Work instruction: Write out every record below exactly as it appears.

◆ ◆ ◆ ◆ ◆ ◆ ◆

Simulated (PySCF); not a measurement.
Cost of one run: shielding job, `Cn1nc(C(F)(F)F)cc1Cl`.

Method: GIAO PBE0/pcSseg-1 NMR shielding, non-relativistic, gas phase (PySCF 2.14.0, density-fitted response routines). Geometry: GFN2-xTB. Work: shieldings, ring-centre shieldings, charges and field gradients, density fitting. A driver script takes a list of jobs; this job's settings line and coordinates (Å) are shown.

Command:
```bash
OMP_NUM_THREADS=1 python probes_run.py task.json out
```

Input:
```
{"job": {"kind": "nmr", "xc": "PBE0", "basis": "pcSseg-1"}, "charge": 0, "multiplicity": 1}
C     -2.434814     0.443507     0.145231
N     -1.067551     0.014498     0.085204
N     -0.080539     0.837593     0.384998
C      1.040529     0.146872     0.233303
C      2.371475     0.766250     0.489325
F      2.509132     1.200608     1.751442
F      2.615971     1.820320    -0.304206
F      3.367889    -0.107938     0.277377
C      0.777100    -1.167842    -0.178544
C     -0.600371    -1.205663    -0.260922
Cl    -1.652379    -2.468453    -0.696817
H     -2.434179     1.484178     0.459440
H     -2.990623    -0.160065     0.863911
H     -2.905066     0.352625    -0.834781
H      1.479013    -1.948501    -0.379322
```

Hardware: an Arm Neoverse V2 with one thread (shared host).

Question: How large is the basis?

◆ ◆ ◆ ◆ ◆ ◆ ◆

Response box:
Simulated (PySCF); not a measurement.
Cost of one run: shielding job, `Cn1nc(C(F)(F)F)cc1Cl`.

Method: GIAO PBE0/pcSseg-1 NMR shielding, non-relativistic, gas phase (PySCF 2.14.0, density-fitted response routines). Geometry: GFN2-xTB. Work: shieldings, ring-centre shieldings, charges and field gradients, density fitting. A driver script takes a list of jobs; this job's settings line and coordinates (Å) are shown.

Command:
```bash
OMP_NUM_THREADS=1 python probes_run.py task.json out
```

Input:
```
{"job": {"kind": "nmr", "xc": "PBE0", "basis": "pcSseg-1"}, "charge": 0, "multiplicity": 1}
C     -2.434814     0.443507     0.145231
N     -1.067551     0.014498     0.085204
N     -0.080539     0.837593     0.384998
C      1.040529     0.146872     0.233303
C      2.371475     0.766250     0.489325
F      2.509132     1.200608     1.751442
F      2.615971     1.820320    -0.304206
F      3.367889    -0.107938     0.277377
C      0.777100    -1.167842    -0.178544
C     -0.600371    -1.205663    -0.260922
Cl    -1.652379    -2.468453    -0.696817
H     -2.434179     1.484178     0.459440
H     -2.990623    -0.160065     0.863911
H     -2.905066     0.352625    -0.834781
H      1.479013    -1.948501    -0.379322
```

Hardware: an Arm Neoverse V2 with one thread (shared host).

Question: How large is the basis?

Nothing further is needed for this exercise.